- Data to examine:
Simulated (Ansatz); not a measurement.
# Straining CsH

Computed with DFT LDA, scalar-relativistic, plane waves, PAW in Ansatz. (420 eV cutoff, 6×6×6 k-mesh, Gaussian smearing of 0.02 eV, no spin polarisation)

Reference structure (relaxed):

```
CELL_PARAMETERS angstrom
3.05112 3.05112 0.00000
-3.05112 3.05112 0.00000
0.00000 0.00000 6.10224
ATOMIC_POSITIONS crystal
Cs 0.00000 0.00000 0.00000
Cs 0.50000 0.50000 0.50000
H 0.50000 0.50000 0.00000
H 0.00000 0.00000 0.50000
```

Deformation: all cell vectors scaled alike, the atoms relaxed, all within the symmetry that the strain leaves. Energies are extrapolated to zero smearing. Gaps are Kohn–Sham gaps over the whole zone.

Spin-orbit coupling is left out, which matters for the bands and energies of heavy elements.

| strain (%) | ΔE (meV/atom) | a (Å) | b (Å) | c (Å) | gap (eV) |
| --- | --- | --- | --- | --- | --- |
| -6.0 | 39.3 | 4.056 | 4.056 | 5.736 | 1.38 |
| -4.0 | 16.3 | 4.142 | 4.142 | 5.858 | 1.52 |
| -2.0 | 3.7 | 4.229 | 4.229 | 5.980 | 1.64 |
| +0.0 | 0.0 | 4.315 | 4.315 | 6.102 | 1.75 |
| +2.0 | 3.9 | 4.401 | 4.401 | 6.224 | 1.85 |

- Work order: Working from the material above, restate word for word the lines between the line with "5.736 | 1.38 |" and the line with "6.102 | 1.75 |", both included, and only those.

- Your response:
| -6.0 | 39.3 | 4.056 | 4.056 | 5.736 | 1.38 |
| -4.0 | 16.3 | 4.142 | 4.142 | 5.858 | 1.52 |
| -2.0 | 3.7 | 4.229 | 4.229 | 5.980 | 1.64 |
| +0.0 | 0.0 | 4.315 | 4.315 | 6.102 | 1.75 |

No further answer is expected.